• • • •

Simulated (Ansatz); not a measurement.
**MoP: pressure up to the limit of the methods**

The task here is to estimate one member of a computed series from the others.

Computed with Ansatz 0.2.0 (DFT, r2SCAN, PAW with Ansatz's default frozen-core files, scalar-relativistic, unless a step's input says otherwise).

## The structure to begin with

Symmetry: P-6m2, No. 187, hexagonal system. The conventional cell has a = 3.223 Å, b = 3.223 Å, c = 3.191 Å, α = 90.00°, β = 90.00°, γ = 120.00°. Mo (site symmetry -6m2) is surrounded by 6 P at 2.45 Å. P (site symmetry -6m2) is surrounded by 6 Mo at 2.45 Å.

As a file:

• • • •

* **TASK ITEM**: Write down the full listing again, exactly.

* **REPLY**:
Simulated (Ansatz); not a measurement.
**MoP: pressure up to the limit of the methods**

The task here is to estimate one member of a computed series from the others.

Computed with Ansatz 0.2.0 (DFT, r2SCAN, PAW with Ansatz's default frozen-core files, scalar-relativistic, unless a step's input says otherwise).

## The structure to begin with

Symmetry: P-6m2, No. 187, hexagonal system. The conventional cell has a = 3.223 Å, b = 3.223 Å, c = 3.191 Å, α = 90.00°, β = 90.00°, γ = 120.00°. Mo (site symmetry -6m2) is surrounded by 6 P at 2.45 Å. P (site symmetry -6m2) is surrounded by 6 Mo at 2.45 Å.

As a file:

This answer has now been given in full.